> **GIVEN DATA**
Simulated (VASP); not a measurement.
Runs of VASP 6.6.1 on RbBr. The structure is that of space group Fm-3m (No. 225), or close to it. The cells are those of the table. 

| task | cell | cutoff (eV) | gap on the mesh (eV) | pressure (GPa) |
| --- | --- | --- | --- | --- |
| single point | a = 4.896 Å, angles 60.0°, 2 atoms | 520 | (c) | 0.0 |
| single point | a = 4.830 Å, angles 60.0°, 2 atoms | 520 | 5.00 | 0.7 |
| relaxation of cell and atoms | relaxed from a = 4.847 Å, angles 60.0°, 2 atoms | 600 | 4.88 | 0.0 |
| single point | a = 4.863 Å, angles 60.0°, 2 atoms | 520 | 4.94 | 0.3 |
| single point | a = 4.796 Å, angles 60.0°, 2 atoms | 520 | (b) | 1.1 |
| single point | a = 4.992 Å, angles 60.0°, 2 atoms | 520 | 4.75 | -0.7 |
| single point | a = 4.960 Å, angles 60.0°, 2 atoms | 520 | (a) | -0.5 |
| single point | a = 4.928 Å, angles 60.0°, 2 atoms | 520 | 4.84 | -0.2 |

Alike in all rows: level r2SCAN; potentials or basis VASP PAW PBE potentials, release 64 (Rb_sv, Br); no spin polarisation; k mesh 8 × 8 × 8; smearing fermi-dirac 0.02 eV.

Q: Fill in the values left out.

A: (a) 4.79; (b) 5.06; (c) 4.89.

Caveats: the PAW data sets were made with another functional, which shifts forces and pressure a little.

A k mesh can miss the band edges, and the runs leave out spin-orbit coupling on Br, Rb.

> **REQUIREMENT**
From the records above, transcribe exactly the run of lines that opens with the line holding "5.00 | 0.7 |" and closes with the line holding "520 | (b) | 1.1 |", both included.

> **WRITTEN ANSWER**
| single point | a = 4.830 Å, angles 60.0°, 2 atoms | 520 | 5.00 | 0.7 |
| relaxation of cell and atoms | relaxed from a = 4.847 Å, angles 60.0°, 2 atoms | 600 | 4.88 | 0.0 |
| single point | a = 4.863 Å, angles 60.0°, 2 atoms | 520 | 4.94 | 0.3 |
| single point | a = 4.796 Å, angles 60.0°, 2 atoms | 520 | (b) | 1.1 |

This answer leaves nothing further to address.